### Work instruction:
Return every entry exactly. Leave nothing out.

### Records provided:
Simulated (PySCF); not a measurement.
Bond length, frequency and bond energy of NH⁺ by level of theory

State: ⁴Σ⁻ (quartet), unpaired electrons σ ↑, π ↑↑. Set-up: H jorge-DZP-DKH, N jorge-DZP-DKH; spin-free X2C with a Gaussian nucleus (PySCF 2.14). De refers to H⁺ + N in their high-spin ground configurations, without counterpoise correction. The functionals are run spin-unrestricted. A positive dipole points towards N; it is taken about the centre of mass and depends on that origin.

### Worked solution:
Simulated (PySCF); not a measurement.
Bond length, frequency and bond energy of NH⁺ by level of theory

State: ⁴Σ⁻ (quartet), unpaired electrons σ ↑, π ↑↑. Set-up: H jorge-DZP-DKH, N jorge-DZP-DKH; spin-free X2C with a Gaussian nucleus (PySCF 2.14). De refers to H⁺ + N in their high-spin ground configurations, without counterpoise correction. The functionals are run spin-unrestricted. A positive dipole points towards N; it is taken about the centre of mass and depends on that origin.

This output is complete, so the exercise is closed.